▶ [Exercise]: Please repeat the lines below exactly. Begin with the line containing "0.0, 0.0] μB |" and go on through the line containing "Answer: Pressure -8.2".

*** Opening of Data for review ***

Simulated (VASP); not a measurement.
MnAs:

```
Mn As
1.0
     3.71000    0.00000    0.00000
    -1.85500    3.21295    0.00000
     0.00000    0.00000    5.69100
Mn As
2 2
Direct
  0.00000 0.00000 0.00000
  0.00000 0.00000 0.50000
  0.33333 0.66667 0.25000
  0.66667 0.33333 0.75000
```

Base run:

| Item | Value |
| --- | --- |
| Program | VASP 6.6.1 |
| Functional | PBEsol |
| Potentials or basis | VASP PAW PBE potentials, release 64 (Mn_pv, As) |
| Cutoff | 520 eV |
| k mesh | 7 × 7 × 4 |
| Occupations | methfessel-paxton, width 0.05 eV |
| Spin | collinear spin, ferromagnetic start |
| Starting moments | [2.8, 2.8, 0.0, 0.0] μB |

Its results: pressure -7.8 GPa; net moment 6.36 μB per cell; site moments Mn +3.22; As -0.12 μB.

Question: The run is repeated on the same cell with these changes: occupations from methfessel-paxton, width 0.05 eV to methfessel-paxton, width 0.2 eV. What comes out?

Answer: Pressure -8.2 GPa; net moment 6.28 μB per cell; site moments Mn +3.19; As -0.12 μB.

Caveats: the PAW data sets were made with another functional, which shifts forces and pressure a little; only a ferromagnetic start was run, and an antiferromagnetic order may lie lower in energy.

*** Close of Data for review ***

▶ [Task response]:
| Starting moments | [2.8, 2.8, 0.0, 0.0] μB |

Its results: pressure -7.8 GPa; net moment 6.36 μB per cell; site moments Mn +3.22; As -0.12 μB.

Question: The run is repeated on the same cell with these changes: occupations from methfessel-paxton, width 0.05 eV to methfessel-paxton, width 0.2 eV. What comes out?

Answer: Pressure -8.2 GPa; net moment 6.28 μB per cell; site moments Mn +3.19; As -0.12 μB.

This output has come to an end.